__TASK ITEM__.
Each entry below is to be printed verbatim.

START EXTRACTED MATERIAL
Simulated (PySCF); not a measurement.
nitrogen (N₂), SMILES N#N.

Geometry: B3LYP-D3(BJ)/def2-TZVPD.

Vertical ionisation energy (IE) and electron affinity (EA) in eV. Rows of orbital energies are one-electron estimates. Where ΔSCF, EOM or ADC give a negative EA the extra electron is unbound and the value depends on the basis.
END EXTRACTED MATERIAL

__ANSWER BOX__.
Simulated (PySCF); not a measurement.
nitrogen (N₂), SMILES N#N.

Geometry: B3LYP-D3(BJ)/def2-TZVPD.

Vertical ionisation energy (IE) and electron affinity (EA) in eV. Rows of orbital energies are one-electron estimates. Where ΔSCF, EOM or ADC give a negative EA the extra electron is unbound and the value depends on the basis.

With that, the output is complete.